§ §

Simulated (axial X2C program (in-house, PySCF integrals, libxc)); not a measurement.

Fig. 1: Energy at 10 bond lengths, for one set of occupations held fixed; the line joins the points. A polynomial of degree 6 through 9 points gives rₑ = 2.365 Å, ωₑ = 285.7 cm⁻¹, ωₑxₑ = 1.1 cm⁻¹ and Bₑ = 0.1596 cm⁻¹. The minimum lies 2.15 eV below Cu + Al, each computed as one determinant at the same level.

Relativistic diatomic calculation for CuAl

§ §

## [Activity]
Copy every line that appears above, with each word kept as it is.

## [Answer section]
Simulated (axial X2C program (in-house, PySCF integrals, libxc)); not a measurement.

Fig. 1: Energy at 10 bond lengths, for one set of occupations held fixed; the line joins the points. A polynomial of degree 6 through 9 points gives rₑ = 2.365 Å, ωₑ = 285.7 cm⁻¹, ωₑxₑ = 1.1 cm⁻¹ and Bₑ = 0.1596 cm⁻¹. The minimum lies 2.15 eV below Cu + Al, each computed as one determinant at the same level.

Relativistic diatomic calculation for CuAl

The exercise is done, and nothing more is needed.